* BRIEF
Repeat each line of the listing exactly as written.

···
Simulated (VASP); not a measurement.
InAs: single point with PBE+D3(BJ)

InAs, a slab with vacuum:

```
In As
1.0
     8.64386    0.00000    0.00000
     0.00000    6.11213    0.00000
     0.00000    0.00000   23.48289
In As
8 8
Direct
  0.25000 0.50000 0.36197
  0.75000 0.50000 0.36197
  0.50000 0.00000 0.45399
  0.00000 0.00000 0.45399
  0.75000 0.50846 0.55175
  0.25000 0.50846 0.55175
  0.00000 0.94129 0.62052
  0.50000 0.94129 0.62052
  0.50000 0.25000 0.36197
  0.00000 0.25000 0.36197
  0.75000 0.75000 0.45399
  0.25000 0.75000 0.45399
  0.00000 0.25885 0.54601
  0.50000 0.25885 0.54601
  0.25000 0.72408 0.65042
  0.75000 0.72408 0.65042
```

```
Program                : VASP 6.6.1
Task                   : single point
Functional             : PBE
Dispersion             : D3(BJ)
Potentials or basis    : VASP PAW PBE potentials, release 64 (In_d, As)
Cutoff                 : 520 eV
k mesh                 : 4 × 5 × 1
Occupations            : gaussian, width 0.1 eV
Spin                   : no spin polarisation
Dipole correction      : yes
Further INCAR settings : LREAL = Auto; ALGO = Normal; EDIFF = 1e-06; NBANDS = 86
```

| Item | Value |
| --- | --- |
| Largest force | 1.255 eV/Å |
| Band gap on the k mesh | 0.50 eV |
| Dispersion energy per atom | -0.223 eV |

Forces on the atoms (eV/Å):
···

* WRITTEN ANSWER
Simulated (VASP); not a measurement.
InAs: single point with PBE+D3(BJ)

InAs, a slab with vacuum:

```
In As
1.0
     8.64386    0.00000    0.00000
     0.00000    6.11213    0.00000
     0.00000    0.00000   23.48289
In As
8 8
Direct
  0.25000 0.50000 0.36197
  0.75000 0.50000 0.36197
  0.50000 0.00000 0.45399
  0.00000 0.00000 0.45399
  0.75000 0.50846 0.55175
  0.25000 0.50846 0.55175
  0.00000 0.94129 0.62052
  0.50000 0.94129 0.62052
  0.50000 0.25000 0.36197
  0.00000 0.25000 0.36197
  0.75000 0.75000 0.45399
  0.25000 0.75000 0.45399
  0.00000 0.25885 0.54601
  0.50000 0.25885 0.54601
  0.25000 0.72408 0.65042
  0.75000 0.72408 0.65042
```

```
Program                : VASP 6.6.1
Task                   : single point
Functional             : PBE
Dispersion             : D3(BJ)
Potentials or basis    : VASP PAW PBE potentials, release 64 (In_d, As)
Cutoff                 : 520 eV
k mesh                 : 4 × 5 × 1
Occupations            : gaussian, width 0.1 eV
Spin                   : no spin polarisation
Dipole correction      : yes
Further INCAR settings : LREAL = Auto; ALGO = Normal; EDIFF = 1e-06; NBANDS = 86
```

| Item | Value |
| --- | --- |
| Largest force | 1.255 eV/Å |
| Band gap on the k mesh | 0.50 eV |
| Dispersion energy per atom | -0.223 eV |

Forces on the atoms (eV/Å):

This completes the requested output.